DATA FOR ANALYSIS START

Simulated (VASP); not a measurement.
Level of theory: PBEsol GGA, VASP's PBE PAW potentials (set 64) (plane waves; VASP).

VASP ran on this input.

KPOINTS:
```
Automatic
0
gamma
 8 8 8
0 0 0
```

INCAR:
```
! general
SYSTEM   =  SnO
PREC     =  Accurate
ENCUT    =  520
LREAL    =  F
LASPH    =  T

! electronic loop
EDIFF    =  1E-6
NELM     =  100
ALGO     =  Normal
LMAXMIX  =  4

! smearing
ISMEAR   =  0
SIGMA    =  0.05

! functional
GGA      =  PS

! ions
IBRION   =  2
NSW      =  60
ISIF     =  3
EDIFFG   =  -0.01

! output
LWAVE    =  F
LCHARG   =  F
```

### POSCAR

DATA FOR ANALYSIS END

- _ACTION ITEM_: Exact copies of all entries are what's needed here.

- _RESPONSE AREA_:
Simulated (VASP); not a measurement.
Level of theory: PBEsol GGA, VASP's PBE PAW potentials (set 64) (plane waves; VASP).

VASP ran on this input.

KPOINTS:
```
Automatic
0
gamma
 8 8 8
0 0 0
```

INCAR:
```
! general
SYSTEM   =  SnO
PREC     =  Accurate
ENCUT    =  520
LREAL    =  F
LASPH    =  T

! electronic loop
EDIFF    =  1E-6
NELM     =  100
ALGO     =  Normal
LMAXMIX  =  4

! smearing
ISMEAR   =  0
SIGMA    =  0.05

! functional
GGA      =  PS

! ions
IBRION   =  2
NSW      =  60
ISIF     =  3
EDIFFG   =  -0.01

! output
LWAVE    =  F
LCHARG   =  F
```

### POSCAR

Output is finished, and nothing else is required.